▸ WORK ORDER: Starting at the first line of the listing below and ending at the line with "The workflow started", copy each line exactly.

▸ SOURCE INFORMATION:
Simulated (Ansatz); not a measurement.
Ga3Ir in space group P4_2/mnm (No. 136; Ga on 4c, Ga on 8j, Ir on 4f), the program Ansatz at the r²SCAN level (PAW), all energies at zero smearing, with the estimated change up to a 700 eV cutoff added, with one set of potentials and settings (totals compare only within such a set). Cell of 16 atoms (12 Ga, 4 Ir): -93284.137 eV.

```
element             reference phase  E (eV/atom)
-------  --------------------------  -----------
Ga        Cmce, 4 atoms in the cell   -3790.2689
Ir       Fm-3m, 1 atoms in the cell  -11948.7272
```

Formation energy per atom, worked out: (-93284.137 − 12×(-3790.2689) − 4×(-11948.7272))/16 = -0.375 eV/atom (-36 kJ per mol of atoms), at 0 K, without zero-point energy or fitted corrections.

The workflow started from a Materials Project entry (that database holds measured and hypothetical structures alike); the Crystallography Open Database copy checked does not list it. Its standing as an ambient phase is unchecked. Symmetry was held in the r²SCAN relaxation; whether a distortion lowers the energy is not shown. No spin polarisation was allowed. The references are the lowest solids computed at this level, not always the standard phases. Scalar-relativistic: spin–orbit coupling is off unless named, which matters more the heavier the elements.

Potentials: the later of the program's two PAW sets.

▸ RESULT:
Simulated (Ansatz); not a measurement.
Ga3Ir in space group P4_2/mnm (No. 136; Ga on 4c, Ga on 8j, Ir on 4f), the program Ansatz at the r²SCAN level (PAW), all energies at zero smearing, with the estimated change up to a 700 eV cutoff added, with one set of potentials and settings (totals compare only within such a set). Cell of 16 atoms (12 Ga, 4 Ir): -93284.137 eV.

```
element             reference phase  E (eV/atom)
-------  --------------------------  -----------
Ga        Cmce, 4 atoms in the cell   -3790.2689
Ir       Fm-3m, 1 atoms in the cell  -11948.7272
```

Formation energy per atom, worked out: (-93284.137 − 12×(-3790.2689) − 4×(-11948.7272))/16 = -0.375 eV/atom (-36 kJ per mol of atoms), at 0 K, without zero-point energy or fitted corrections.

The workflow started from a Materials Project entry (that database holds measured and hypothetical structures alike); the Crystallography Open Database copy checked does not list it. Its standing as an ambient phase is unchecked. Symmetry was held in the r²SCAN relaxation; whether a distortion lowers the energy is not shown. No spin polarisation was allowed. The references are the lowest solids computed at this level, not always the standard phases. Scalar-relativistic: spin–orbit coupling is off unless named, which matters more the heavier the elements.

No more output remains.